BEGIN Data for analysis

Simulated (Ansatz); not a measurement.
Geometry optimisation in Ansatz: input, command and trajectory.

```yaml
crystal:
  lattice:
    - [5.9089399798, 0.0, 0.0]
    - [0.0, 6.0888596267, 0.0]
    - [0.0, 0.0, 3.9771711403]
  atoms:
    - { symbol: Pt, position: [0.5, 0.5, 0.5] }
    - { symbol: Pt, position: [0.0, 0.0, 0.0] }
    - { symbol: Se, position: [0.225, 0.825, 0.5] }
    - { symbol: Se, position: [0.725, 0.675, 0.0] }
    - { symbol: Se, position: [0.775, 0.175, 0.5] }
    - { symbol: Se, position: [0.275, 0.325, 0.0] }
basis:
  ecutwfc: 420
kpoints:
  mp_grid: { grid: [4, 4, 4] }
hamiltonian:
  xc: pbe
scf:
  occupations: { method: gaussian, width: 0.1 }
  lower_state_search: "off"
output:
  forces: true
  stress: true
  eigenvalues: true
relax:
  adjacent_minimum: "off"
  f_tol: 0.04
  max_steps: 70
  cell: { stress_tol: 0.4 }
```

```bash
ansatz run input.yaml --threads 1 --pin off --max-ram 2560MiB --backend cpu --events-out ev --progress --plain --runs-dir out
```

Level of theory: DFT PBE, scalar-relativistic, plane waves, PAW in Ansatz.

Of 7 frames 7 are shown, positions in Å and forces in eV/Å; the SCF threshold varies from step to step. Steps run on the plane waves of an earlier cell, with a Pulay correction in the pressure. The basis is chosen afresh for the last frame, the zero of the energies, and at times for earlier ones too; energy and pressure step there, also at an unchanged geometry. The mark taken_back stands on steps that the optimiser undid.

END Data for analysis

= Assignment =
Would you copy, word for word, only the lines from the start of the listing to the one that contains "Level of theory: DFT", both included?

= Your response =
Simulated (Ansatz); not a measurement.
Geometry optimisation in Ansatz: input, command and trajectory.

```yaml
crystal:
  lattice:
    - [5.9089399798, 0.0, 0.0]
    - [0.0, 6.0888596267, 0.0]
    - [0.0, 0.0, 3.9771711403]
  atoms:
    - { symbol: Pt, position: [0.5, 0.5, 0.5] }
    - { symbol: Pt, position: [0.0, 0.0, 0.0] }
    - { symbol: Se, position: [0.225, 0.825, 0.5] }
    - { symbol: Se, position: [0.725, 0.675, 0.0] }
    - { symbol: Se, position: [0.775, 0.175, 0.5] }
    - { symbol: Se, position: [0.275, 0.325, 0.0] }
basis:
  ecutwfc: 420
kpoints:
  mp_grid: { grid: [4, 4, 4] }
hamiltonian:
  xc: pbe
scf:
  occupations: { method: gaussian, width: 0.1 }
  lower_state_search: "off"
output:
  forces: true
  stress: true
  eigenvalues: true
relax:
  adjacent_minimum: "off"
  f_tol: 0.04
  max_steps: 70
  cell: { stress_tol: 0.4 }
```

```bash
ansatz run input.yaml --threads 1 --pin off --max-ram 2560MiB --backend cpu --events-out ev --progress --plain --runs-dir out
```

Level of theory: DFT PBE, scalar-relativistic, plane waves, PAW in Ansatz.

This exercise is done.